- WORK TASK
From the first line of the records through the line containing "Caveats: the PAW", retype every line exactly and nothing else.

---------- LISTED ENTRIES ----------
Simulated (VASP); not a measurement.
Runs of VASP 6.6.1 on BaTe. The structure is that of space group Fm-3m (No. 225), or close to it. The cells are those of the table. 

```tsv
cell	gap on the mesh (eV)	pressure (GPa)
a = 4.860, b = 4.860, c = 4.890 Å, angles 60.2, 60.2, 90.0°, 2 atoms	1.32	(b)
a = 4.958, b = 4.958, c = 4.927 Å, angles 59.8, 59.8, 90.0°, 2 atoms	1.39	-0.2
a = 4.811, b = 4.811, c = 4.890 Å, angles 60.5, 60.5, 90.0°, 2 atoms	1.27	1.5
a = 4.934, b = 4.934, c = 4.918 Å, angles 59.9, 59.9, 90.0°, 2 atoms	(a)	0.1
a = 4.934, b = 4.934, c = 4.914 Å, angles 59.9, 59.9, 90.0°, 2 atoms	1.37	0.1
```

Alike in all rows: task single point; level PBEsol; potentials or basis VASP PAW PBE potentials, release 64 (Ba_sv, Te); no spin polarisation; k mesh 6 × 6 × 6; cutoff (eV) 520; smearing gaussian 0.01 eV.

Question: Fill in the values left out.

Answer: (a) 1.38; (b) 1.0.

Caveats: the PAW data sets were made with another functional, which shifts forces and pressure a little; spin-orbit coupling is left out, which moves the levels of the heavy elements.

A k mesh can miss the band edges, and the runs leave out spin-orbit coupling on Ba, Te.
----------

- ANSWER SECTION
Simulated (VASP); not a measurement.
Runs of VASP 6.6.1 on BaTe. The structure is that of space group Fm-3m (No. 225), or close to it. The cells are those of the table. 

```tsv
cell	gap on the mesh (eV)	pressure (GPa)
a = 4.860, b = 4.860, c = 4.890 Å, angles 60.2, 60.2, 90.0°, 2 atoms	1.32	(b)
a = 4.958, b = 4.958, c = 4.927 Å, angles 59.8, 59.8, 90.0°, 2 atoms	1.39	-0.2
a = 4.811, b = 4.811, c = 4.890 Å, angles 60.5, 60.5, 90.0°, 2 atoms	1.27	1.5
a = 4.934, b = 4.934, c = 4.918 Å, angles 59.9, 59.9, 90.0°, 2 atoms	(a)	0.1
a = 4.934, b = 4.934, c = 4.914 Å, angles 59.9, 59.9, 90.0°, 2 atoms	1.37	0.1
```

Alike in all rows: task single point; level PBEsol; potentials or basis VASP PAW PBE potentials, release 64 (Ba_sv, Te); no spin polarisation; k mesh 6 × 6 × 6; cutoff (eV) 520; smearing gaussian 0.01 eV.

Question: Fill in the values left out.

Answer: (a) 1.38; (b) 1.0.

Caveats: the PAW data sets were made with another functional, which shifts forces and pressure a little; spin-orbit coupling is left out, which moves the levels of the heavy elements.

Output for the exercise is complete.